● Work order
Write the data below out again, exactly as each line reads.

↓

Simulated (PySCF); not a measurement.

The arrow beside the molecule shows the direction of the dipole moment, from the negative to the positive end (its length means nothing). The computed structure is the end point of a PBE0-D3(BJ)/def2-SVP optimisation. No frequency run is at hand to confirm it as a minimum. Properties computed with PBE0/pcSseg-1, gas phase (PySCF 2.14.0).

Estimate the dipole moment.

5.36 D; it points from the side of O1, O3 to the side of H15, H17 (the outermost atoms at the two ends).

↑

● Solution
Simulated (PySCF); not a measurement.

The arrow beside the molecule shows the direction of the dipole moment, from the negative to the positive end (its length means nothing). The computed structure is the end point of a PBE0-D3(BJ)/def2-SVP optimisation. No frequency run is at hand to confirm it as a minimum. Properties computed with PBE0/pcSseg-1, gas phase (PySCF 2.14.0).

Estimate the dipole moment.

5.36 D; it points from the side of O1, O3 to the side of H15, H17 (the outermost atoms at the two ends).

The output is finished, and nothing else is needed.